## Excerpted records
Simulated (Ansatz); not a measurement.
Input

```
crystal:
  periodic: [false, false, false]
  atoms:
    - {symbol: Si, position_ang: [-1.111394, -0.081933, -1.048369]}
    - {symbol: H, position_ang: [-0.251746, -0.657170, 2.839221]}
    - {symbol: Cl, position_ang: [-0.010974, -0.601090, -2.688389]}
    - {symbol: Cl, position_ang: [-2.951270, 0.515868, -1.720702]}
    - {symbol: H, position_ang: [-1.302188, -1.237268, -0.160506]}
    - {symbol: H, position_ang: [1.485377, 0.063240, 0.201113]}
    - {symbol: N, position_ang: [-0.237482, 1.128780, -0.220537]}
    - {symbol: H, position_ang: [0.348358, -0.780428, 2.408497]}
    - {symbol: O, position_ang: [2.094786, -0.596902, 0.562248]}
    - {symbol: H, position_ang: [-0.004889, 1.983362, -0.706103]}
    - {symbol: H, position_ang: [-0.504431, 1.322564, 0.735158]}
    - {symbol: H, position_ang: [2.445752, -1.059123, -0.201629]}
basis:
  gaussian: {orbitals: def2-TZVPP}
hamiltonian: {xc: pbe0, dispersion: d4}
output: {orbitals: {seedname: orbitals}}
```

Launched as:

## Work instruction
Copy out all of the records shown above exactly.

## Exercise response
Simulated (Ansatz); not a measurement.
Input

```
crystal:
  periodic: [false, false, false]
  atoms:
    - {symbol: Si, position_ang: [-1.111394, -0.081933, -1.048369]}
    - {symbol: H, position_ang: [-0.251746, -0.657170, 2.839221]}
    - {symbol: Cl, position_ang: [-0.010974, -0.601090, -2.688389]}
    - {symbol: Cl, position_ang: [-2.951270, 0.515868, -1.720702]}
    - {symbol: H, position_ang: [-1.302188, -1.237268, -0.160506]}
    - {symbol: H, position_ang: [1.485377, 0.063240, 0.201113]}
    - {symbol: N, position_ang: [-0.237482, 1.128780, -0.220537]}
    - {symbol: H, position_ang: [0.348358, -0.780428, 2.408497]}
    - {symbol: O, position_ang: [2.094786, -0.596902, 0.562248]}
    - {symbol: H, position_ang: [-0.004889, 1.983362, -0.706103]}
    - {symbol: H, position_ang: [-0.504431, 1.322564, 0.735158]}
    - {symbol: H, position_ang: [2.445752, -1.059123, -0.201629]}
basis:
  gaussian: {orbitals: def2-TZVPP}
hamiltonian: {xc: pbe0, dispersion: d4}
output: {orbitals: {seedname: orbitals}}
```

Launched as:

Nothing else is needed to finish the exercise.